<<<<

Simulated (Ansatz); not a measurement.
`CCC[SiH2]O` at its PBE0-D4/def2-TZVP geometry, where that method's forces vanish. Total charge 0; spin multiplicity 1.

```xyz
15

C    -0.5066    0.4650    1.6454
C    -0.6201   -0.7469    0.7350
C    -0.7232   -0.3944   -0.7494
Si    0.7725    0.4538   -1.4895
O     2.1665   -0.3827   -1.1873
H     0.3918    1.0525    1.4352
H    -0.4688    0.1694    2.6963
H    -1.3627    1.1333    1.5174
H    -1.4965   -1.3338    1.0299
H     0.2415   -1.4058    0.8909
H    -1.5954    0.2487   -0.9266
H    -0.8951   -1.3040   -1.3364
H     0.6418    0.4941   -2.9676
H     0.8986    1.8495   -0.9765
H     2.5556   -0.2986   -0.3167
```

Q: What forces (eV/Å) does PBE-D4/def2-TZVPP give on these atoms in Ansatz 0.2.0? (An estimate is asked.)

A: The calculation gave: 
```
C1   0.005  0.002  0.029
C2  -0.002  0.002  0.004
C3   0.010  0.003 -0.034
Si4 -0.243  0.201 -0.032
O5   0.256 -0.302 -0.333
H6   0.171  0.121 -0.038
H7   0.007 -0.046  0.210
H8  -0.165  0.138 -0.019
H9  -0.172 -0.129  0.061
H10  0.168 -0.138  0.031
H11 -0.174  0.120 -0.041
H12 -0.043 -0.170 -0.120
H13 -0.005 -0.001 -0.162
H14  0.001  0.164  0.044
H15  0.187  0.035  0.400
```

>>>>

> _ASSIGNMENT_
Using the material above, output each line exactly as it appears.

> _EXERCISE RESPONSE_
Simulated (Ansatz); not a measurement.
`CCC[SiH2]O` at its PBE0-D4/def2-TZVP geometry, where that method's forces vanish. Total charge 0; spin multiplicity 1.

```xyz
15

C    -0.5066    0.4650    1.6454
C    -0.6201   -0.7469    0.7350
C    -0.7232   -0.3944   -0.7494
Si    0.7725    0.4538   -1.4895
O     2.1665   -0.3827   -1.1873
H     0.3918    1.0525    1.4352
H    -0.4688    0.1694    2.6963
H    -1.3627    1.1333    1.5174
H    -1.4965   -1.3338    1.0299
H     0.2415   -1.4058    0.8909
H    -1.5954    0.2487   -0.9266
H    -0.8951   -1.3040   -1.3364
H     0.6418    0.4941   -2.9676
H     0.8986    1.8495   -0.9765
H     2.5556   -0.2986   -0.3167
```

Q: What forces (eV/Å) does PBE-D4/def2-TZVPP give on these atoms in Ansatz 0.2.0? (An estimate is asked.)

A: The calculation gave: 
```
C1   0.005  0.002  0.029
C2  -0.002  0.002  0.004
C3   0.010  0.003 -0.034
Si4 -0.243  0.201 -0.032
O5   0.256 -0.302 -0.333
H6   0.171  0.121 -0.038
H7   0.007 -0.046  0.210
H8  -0.165  0.138 -0.019
H9  -0.172 -0.129  0.061
H10  0.168 -0.138  0.031
H11 -0.174  0.120 -0.041
H12 -0.043 -0.170 -0.120
H13 -0.005 -0.001 -0.162
H14  0.001  0.164  0.044
H15  0.187  0.035  0.400
```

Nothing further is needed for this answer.